**Data section**
┌──

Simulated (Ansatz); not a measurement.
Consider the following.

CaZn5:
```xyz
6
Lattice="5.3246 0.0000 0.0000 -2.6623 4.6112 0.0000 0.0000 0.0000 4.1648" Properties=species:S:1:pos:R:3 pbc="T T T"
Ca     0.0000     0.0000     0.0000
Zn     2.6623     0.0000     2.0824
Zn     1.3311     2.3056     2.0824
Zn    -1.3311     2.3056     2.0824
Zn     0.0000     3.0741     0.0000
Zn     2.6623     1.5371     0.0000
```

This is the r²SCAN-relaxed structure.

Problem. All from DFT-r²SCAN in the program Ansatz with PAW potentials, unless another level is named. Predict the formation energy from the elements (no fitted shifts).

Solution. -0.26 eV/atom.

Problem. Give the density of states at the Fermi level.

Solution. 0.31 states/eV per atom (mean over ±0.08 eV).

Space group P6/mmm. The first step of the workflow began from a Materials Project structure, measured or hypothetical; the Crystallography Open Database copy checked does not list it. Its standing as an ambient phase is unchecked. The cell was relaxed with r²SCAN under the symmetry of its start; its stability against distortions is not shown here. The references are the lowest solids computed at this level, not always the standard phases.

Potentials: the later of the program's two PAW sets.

└──

**Requirement**
Repeat exactly the lines of the listing above, from the one with "Problem. Give the" down to the one with "Space group P6/mmm."; both of those lines belong in the range.

**Task output**
Problem. Give the density of states at the Fermi level.

Solution. 0.31 states/eV per atom (mean over ±0.08 eV).

Space group P6/mmm. The first step of the workflow began from a Materials Project structure, measured or hypothetical; the Crystallography Open Database copy checked does not list it. Its standing as an ambient phase is unchecked. The cell was relaxed with r²SCAN under the symmetry of its start; its stability against distortions is not shown here. The references are the lowest solids computed at this level, not always the standard phases.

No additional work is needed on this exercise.